Could you set down exactly the lines in the records below between the line holding "width 0.1 eV |" and the line holding "8 | band 9 |", inclusive?

## SUPPLIED DATA
________________________
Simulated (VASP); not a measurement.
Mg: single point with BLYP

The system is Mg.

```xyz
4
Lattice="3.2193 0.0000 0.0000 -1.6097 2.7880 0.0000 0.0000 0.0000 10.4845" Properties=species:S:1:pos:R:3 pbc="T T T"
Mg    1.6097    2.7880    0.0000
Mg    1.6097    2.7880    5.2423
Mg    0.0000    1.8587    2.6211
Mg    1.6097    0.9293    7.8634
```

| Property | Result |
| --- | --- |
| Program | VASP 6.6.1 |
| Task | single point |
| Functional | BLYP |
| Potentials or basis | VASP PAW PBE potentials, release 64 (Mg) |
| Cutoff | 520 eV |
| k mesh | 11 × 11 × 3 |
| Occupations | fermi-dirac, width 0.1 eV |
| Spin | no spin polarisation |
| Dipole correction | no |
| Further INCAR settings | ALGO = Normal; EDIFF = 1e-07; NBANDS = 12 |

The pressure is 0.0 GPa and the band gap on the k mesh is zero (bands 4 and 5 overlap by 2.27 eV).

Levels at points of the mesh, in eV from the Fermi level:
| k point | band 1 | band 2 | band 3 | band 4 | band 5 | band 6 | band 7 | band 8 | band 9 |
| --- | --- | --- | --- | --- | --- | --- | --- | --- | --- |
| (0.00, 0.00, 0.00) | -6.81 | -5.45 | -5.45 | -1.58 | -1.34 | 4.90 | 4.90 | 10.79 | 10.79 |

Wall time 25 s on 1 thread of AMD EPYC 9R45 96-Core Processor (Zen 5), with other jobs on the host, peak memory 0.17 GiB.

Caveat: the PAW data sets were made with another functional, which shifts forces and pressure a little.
________________________

## TASK ANSWER
| Occupations | fermi-dirac, width 0.1 eV |
| Spin | no spin polarisation |
| Dipole correction | no |
| Further INCAR settings | ALGO = Normal; EDIFF = 1e-07; NBANDS = 12 |

The pressure is 0.0 GPa and the band gap on the k mesh is zero (bands 4 and 5 overlap by 2.27 eV).

Levels at points of the mesh, in eV from the Fermi level:
| k point | band 1 | band 2 | band 3 | band 4 | band 5 | band 6 | band 7 | band 8 | band 9 |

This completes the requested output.